__Work instruction__:
Please copy exactly the lines that run from the start of the entries to the line containing "An isothermal, constant-pressure", inclusive.

__Dataset extract__:
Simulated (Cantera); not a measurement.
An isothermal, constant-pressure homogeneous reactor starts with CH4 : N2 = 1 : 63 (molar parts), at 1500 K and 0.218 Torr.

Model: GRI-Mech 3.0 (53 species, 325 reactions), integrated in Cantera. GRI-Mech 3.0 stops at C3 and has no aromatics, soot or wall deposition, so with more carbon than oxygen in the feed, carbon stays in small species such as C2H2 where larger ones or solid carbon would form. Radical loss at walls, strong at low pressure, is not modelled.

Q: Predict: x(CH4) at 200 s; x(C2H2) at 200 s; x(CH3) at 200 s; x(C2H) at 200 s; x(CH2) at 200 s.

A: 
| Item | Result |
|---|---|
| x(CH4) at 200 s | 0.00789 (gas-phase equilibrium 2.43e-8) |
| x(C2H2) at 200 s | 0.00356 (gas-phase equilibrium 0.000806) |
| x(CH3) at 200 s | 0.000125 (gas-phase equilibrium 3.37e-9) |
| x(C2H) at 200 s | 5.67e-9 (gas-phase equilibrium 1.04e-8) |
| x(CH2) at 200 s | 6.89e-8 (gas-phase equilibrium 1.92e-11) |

__Response area__:
Simulated (Cantera); not a measurement.
An isothermal, constant-pressure homogeneous reactor starts with CH4 : N2 = 1 : 63 (molar parts), at 1500 K and 0.218 Torr.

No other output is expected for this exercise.